*** Opening Excerpted data ***

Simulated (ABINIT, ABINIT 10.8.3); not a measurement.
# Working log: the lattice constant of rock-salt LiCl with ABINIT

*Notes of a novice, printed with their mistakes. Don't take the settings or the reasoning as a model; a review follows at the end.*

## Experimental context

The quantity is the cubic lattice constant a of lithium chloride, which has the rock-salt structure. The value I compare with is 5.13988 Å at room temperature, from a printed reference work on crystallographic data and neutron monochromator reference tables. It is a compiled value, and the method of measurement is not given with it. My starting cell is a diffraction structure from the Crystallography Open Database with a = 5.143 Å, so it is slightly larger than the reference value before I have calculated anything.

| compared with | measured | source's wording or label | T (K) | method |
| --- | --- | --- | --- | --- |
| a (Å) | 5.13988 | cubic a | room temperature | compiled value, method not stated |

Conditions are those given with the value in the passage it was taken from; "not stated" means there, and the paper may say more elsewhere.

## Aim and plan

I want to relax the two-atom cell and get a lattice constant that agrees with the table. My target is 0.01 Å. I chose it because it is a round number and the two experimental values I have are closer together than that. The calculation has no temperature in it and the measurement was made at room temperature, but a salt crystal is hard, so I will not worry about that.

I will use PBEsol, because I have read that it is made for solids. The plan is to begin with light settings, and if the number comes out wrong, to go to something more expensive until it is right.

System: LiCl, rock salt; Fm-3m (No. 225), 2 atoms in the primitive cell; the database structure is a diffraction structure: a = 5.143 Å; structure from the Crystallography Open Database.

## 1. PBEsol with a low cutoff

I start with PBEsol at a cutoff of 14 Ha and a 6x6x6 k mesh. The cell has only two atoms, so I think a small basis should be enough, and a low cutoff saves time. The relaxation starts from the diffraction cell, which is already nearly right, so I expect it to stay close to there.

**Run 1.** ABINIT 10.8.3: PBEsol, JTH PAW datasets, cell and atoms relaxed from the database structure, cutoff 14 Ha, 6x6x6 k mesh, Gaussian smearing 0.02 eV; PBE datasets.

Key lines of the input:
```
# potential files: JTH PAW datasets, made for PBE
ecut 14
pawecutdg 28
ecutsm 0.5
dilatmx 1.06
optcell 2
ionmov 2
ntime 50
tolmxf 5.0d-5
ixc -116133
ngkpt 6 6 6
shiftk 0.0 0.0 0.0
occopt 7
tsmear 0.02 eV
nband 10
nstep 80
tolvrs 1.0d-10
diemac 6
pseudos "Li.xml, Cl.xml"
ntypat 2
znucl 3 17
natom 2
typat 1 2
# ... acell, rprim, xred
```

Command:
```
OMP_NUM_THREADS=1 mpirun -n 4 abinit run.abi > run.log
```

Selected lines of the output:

*** Closing Excerpted data ***

## Brief
Reproduce the records above exactly, from the first line through the line containing "## Aim and plan", and output nothing else.

## Result
Simulated (ABINIT, ABINIT 10.8.3); not a measurement.
# Working log: the lattice constant of rock-salt LiCl with ABINIT

*Notes of a novice, printed with their mistakes. Don't take the settings or the reasoning as a model; a review follows at the end.*

## Experimental context

The quantity is the cubic lattice constant a of lithium chloride, which has the rock-salt structure. The value I compare with is 5.13988 Å at room temperature, from a printed reference work on crystallographic data and neutron monochromator reference tables. It is a compiled value, and the method of measurement is not given with it. My starting cell is a diffraction structure from the Crystallography Open Database with a = 5.143 Å, so it is slightly larger than the reference value before I have calculated anything.

| compared with | measured | source's wording or label | T (K) | method |
| --- | --- | --- | --- | --- |
| a (Å) | 5.13988 | cubic a | room temperature | compiled value, method not stated |

Conditions are those given with the value in the passage it was taken from; "not stated" means there, and the paper may say more elsewhere.

## Aim and plan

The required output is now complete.